● **Work order**:
For the records below, print the lines from the line with "Result: None (metal" through the line with "Result: a = 3.308" exactly as written; include both end lines and exclude the rest.

● ● ● ●

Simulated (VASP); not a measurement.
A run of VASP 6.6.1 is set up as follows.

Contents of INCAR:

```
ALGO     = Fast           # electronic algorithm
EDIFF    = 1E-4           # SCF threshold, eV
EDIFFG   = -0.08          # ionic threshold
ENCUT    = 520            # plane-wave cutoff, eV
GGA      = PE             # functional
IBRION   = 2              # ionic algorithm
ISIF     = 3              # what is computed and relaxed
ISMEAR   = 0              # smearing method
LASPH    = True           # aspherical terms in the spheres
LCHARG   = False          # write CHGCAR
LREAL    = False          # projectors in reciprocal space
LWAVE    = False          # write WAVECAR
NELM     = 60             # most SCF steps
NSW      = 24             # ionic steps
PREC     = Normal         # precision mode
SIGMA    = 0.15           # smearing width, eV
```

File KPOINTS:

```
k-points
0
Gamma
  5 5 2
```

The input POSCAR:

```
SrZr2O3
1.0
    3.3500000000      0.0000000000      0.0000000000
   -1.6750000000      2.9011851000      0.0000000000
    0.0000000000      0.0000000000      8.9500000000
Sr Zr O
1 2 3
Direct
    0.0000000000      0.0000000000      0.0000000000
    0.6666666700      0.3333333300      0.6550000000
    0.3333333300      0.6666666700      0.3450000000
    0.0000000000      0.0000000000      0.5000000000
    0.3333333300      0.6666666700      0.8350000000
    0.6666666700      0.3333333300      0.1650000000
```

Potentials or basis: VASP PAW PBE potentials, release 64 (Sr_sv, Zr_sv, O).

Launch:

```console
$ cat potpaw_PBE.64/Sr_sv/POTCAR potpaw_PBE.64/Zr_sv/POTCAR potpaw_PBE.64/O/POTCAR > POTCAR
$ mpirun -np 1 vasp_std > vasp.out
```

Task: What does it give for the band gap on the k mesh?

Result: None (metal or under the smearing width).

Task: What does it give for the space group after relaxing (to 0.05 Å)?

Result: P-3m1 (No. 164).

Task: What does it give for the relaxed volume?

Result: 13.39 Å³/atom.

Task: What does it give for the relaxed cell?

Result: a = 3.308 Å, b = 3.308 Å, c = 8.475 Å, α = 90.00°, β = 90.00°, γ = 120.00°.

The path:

● ● ● ●

● **Response area**:
Result: None (metal or under the smearing width).

Task: What does it give for the space group after relaxing (to 0.05 Å)?

Result: P-3m1 (No. 164).

Task: What does it give for the relaxed volume?

Result: 13.39 Å³/atom.

Task: What does it give for the relaxed cell?

Result: a = 3.308 Å, b = 3.308 Å, c = 8.475 Å, α = 90.00°, β = 90.00°, γ = 120.00°.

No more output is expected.